__Brief__: Please repeat the records exactly from their first line, finishing at the line containing "Ansatz 0.2.0 |" and including it.

BEGIN Given entries
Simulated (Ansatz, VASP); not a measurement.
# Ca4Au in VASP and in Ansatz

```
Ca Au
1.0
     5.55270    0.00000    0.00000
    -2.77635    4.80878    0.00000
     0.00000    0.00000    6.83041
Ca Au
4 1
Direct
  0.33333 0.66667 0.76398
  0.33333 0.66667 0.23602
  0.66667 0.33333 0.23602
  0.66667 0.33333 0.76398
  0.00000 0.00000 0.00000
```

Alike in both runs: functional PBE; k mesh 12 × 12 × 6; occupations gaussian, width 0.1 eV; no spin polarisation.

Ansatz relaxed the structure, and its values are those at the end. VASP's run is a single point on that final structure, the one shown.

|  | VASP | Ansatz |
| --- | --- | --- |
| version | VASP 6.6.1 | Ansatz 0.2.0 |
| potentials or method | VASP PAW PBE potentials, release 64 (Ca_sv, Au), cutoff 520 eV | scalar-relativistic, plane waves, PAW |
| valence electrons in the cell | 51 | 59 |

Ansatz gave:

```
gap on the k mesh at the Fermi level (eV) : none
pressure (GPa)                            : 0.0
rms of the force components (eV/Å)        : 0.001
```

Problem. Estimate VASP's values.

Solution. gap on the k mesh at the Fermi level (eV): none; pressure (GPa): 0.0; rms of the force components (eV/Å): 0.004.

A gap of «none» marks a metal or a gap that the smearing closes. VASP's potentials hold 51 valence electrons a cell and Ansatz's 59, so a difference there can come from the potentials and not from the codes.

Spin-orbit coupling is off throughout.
END Given entries

__Your response__:
Simulated (Ansatz, VASP); not a measurement.
# Ca4Au in VASP and in Ansatz

```
Ca Au
1.0
     5.55270    0.00000    0.00000
    -2.77635    4.80878    0.00000
     0.00000    0.00000    6.83041
Ca Au
4 1
Direct
  0.33333 0.66667 0.76398
  0.33333 0.66667 0.23602
  0.66667 0.33333 0.23602
  0.66667 0.33333 0.76398
  0.00000 0.00000 0.00000
```

Alike in both runs: functional PBE; k mesh 12 × 12 × 6; occupations gaussian, width 0.1 eV; no spin polarisation.

Ansatz relaxed the structure, and its values are those at the end. VASP's run is a single point on that final structure, the one shown.

|  | VASP | Ansatz |
| --- | --- | --- |
| version | VASP 6.6.1 | Ansatz 0.2.0 |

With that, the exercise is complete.